*** Opening Data records ***

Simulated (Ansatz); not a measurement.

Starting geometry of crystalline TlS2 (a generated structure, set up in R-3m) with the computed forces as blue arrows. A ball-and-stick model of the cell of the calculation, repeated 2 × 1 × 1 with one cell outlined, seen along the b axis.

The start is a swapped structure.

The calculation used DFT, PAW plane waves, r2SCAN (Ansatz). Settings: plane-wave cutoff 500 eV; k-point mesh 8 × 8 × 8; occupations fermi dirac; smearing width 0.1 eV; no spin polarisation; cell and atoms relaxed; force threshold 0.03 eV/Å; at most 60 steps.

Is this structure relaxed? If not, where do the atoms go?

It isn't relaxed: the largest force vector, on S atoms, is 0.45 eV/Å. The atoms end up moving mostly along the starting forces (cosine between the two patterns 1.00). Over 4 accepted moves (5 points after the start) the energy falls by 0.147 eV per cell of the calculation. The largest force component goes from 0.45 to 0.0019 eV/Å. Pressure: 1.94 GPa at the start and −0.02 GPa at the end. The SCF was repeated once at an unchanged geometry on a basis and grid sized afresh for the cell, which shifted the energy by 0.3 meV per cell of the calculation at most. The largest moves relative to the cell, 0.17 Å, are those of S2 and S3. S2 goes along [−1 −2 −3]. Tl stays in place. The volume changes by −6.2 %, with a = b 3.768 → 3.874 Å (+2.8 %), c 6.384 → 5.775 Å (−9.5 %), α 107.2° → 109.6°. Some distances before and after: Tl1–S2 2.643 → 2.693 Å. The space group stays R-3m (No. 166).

*** Closing Data records ***

### Work task
Copy down the complete data exactly as supplied.

### Written answer
Simulated (Ansatz); not a measurement.

Starting geometry of crystalline TlS2 (a generated structure, set up in R-3m) with the computed forces as blue arrows. A ball-and-stick model of the cell of the calculation, repeated 2 × 1 × 1 with one cell outlined, seen along the b axis.

The start is a swapped structure.

The calculation used DFT, PAW plane waves, r2SCAN (Ansatz). Settings: plane-wave cutoff 500 eV; k-point mesh 8 × 8 × 8; occupations fermi dirac; smearing width 0.1 eV; no spin polarisation; cell and atoms relaxed; force threshold 0.03 eV/Å; at most 60 steps.

Is this structure relaxed? If not, where do the atoms go?

It isn't relaxed: the largest force vector, on S atoms, is 0.45 eV/Å. The atoms end up moving mostly along the starting forces (cosine between the two patterns 1.00). Over 4 accepted moves (5 points after the start) the energy falls by 0.147 eV per cell of the calculation. The largest force component goes from 0.45 to 0.0019 eV/Å. Pressure: 1.94 GPa at the start and −0.02 GPa at the end. The SCF was repeated once at an unchanged geometry on a basis and grid sized afresh for the cell, which shifted the energy by 0.3 meV per cell of the calculation at most. The largest moves relative to the cell, 0.17 Å, are those of S2 and S3. S2 goes along [−1 −2 −3]. Tl stays in place. The volume changes by −6.2 %, with a = b 3.768 → 3.874 Å (+2.8 %), c 6.384 → 5.775 Å (−9.5 %), α 107.2° → 109.6°. Some distances before and after: Tl1–S2 2.643 → 2.693 Å. The space group stays R-3m (No. 166).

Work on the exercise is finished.